WORK TASK — Write the whole listing out again, word for word.

RAW DATA —
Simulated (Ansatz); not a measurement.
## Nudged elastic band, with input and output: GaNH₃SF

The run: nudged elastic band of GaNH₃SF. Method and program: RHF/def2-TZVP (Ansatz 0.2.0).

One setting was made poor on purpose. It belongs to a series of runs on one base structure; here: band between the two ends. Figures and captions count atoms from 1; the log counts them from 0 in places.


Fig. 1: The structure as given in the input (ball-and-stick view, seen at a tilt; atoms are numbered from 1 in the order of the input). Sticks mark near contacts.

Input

ANSWER BOX —
Simulated (Ansatz); not a measurement.
## Nudged elastic band, with input and output: GaNH₃SF

The run: nudged elastic band of GaNH₃SF. Method and program: RHF/def2-TZVP (Ansatz 0.2.0).

One setting was made poor on purpose. It belongs to a series of runs on one base structure; here: band between the two ends. Figures and captions count atoms from 1; the log counts them from 0 in places.


Fig. 1: The structure as given in the input (ball-and-stick view, seen at a tilt; atoms are numbered from 1 in the order of the input). Sticks mark near contacts.

Input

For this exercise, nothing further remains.